━━━━━ Recorded data

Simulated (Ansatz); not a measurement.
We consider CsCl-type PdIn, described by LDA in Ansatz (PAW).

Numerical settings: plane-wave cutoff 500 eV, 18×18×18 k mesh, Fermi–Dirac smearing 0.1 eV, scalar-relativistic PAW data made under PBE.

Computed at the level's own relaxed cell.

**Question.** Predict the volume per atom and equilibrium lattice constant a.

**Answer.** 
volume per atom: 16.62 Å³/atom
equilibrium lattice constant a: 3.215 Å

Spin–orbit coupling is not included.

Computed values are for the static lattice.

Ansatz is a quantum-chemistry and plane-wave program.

━━━━━━━━━━

▶ _Assignment_
Each entry is to be output exactly as it was written.

▶ _Exercise response_
Simulated (Ansatz); not a measurement.
We consider CsCl-type PdIn, described by LDA in Ansatz (PAW).

Numerical settings: plane-wave cutoff 500 eV, 18×18×18 k mesh, Fermi–Dirac smearing 0.1 eV, scalar-relativistic PAW data made under PBE.

Computed at the level's own relaxed cell.

**Question.** Predict the volume per atom and equilibrium lattice constant a.

**Answer.** 
volume per atom: 16.62 Å³/atom
equilibrium lattice constant a: 3.215 Å

Spin–orbit coupling is not included.

Computed values are for the static lattice.

Ansatz is a quantum-chemistry and plane-wave program.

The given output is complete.